**Recorded information**
----------

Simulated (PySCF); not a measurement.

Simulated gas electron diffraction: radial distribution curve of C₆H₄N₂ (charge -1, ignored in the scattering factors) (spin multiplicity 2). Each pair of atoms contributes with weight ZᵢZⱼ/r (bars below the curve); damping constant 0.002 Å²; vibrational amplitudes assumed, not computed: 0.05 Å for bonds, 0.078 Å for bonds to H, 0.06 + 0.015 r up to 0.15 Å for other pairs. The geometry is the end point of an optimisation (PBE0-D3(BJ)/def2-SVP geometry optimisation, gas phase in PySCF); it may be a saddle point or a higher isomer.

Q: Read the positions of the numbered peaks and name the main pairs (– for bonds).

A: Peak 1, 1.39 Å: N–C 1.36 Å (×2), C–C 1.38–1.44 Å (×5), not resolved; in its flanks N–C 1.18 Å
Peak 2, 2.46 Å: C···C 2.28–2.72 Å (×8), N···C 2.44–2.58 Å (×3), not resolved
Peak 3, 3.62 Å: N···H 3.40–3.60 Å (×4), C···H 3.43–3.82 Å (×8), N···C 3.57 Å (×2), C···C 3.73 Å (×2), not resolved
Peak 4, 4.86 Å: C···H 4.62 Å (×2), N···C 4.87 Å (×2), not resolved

----------

Your task is to quote, without any alteration, the lines running from the top of the records to the line that holds "Peak 3, 3.62", both included.

Simulated (PySCF); not a measurement.

Simulated gas electron diffraction: radial distribution curve of C₆H₄N₂ (charge -1, ignored in the scattering factors) (spin multiplicity 2). Each pair of atoms contributes with weight ZᵢZⱼ/r (bars below the curve); damping constant 0.002 Å²; vibrational amplitudes assumed, not computed: 0.05 Å for bonds, 0.078 Å for bonds to H, 0.06 + 0.015 r up to 0.15 Å for other pairs. The geometry is the end point of an optimisation (PBE0-D3(BJ)/def2-SVP geometry optimisation, gas phase in PySCF); it may be a saddle point or a higher isomer.

Q: Read the positions of the numbered peaks and name the main pairs (– for bonds).

A: Peak 1, 1.39 Å: N–C 1.36 Å (×2), C–C 1.38–1.44 Å (×5), not resolved; in its flanks N–C 1.18 Å
Peak 2, 2.46 Å: C···C 2.28–2.72 Å (×8), N···C 2.44–2.58 Å (×3), not resolved
Peak 3, 3.62 Å: N···H 3.40–3.60 Å (×4), C···H 3.43–3.82 Å (×8), N···C 3.57 Å (×2), C···C 3.73 Å (×2), not resolved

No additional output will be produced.